-- Work item --
I'd like every record written out again, exactly as it is.

═════ Information provided

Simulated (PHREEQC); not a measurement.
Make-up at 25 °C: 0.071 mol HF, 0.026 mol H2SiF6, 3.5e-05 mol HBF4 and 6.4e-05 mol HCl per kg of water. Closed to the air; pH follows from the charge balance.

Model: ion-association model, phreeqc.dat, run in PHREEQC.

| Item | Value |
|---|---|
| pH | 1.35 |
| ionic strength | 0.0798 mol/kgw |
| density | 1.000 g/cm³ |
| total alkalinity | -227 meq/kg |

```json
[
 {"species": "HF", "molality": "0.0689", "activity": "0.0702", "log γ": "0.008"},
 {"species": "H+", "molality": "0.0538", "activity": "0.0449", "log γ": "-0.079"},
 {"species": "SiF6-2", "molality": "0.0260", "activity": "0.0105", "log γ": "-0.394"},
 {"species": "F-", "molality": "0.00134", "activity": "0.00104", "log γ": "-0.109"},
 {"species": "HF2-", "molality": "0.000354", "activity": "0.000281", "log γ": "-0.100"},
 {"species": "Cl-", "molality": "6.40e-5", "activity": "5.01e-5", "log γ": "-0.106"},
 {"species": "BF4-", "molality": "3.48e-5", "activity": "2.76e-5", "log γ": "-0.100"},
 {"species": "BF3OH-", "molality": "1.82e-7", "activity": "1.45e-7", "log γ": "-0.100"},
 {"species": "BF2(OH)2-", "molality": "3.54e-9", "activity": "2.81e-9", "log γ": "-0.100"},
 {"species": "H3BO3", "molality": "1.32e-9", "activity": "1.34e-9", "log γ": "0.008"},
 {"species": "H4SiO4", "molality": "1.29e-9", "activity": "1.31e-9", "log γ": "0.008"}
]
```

══════════

-- Exercise solution --
Simulated (PHREEQC); not a measurement.
Make-up at 25 °C: 0.071 mol HF, 0.026 mol H2SiF6, 3.5e-05 mol HBF4 and 6.4e-05 mol HCl per kg of water. Closed to the air; pH follows from the charge balance.

Model: ion-association model, phreeqc.dat, run in PHREEQC.

| Item | Value |
|---|---|
| pH | 1.35 |
| ionic strength | 0.0798 mol/kgw |
| density | 1.000 g/cm³ |
| total alkalinity | -227 meq/kg |

```json
[
 {"species": "HF", "molality": "0.0689", "activity": "0.0702", "log γ": "0.008"},
 {"species": "H+", "molality": "0.0538", "activity": "0.0449", "log γ": "-0.079"},
 {"species": "SiF6-2", "molality": "0.0260", "activity": "0.0105", "log γ": "-0.394"},
 {"species": "F-", "molality": "0.00134", "activity": "0.00104", "log γ": "-0.109"},
 {"species": "HF2-", "molality": "0.000354", "activity": "0.000281", "log γ": "-0.100"},
 {"species": "Cl-", "molality": "6.40e-5", "activity": "5.01e-5", "log γ": "-0.106"},
 {"species": "BF4-", "molality": "3.48e-5", "activity": "2.76e-5", "log γ": "-0.100"},
 {"species": "BF3OH-", "molality": "1.82e-7", "activity": "1.45e-7", "log γ": "-0.100"},
 {"species": "BF2(OH)2-", "molality": "3.54e-9", "activity": "2.81e-9", "log γ": "-0.100"},
 {"species": "H3BO3", "molality": "1.32e-9", "activity": "1.34e-9", "log γ": "0.008"},
 {"species": "H4SiO4", "molality": "1.29e-9", "activity": "1.31e-9", "log γ": "0.008"}
]
```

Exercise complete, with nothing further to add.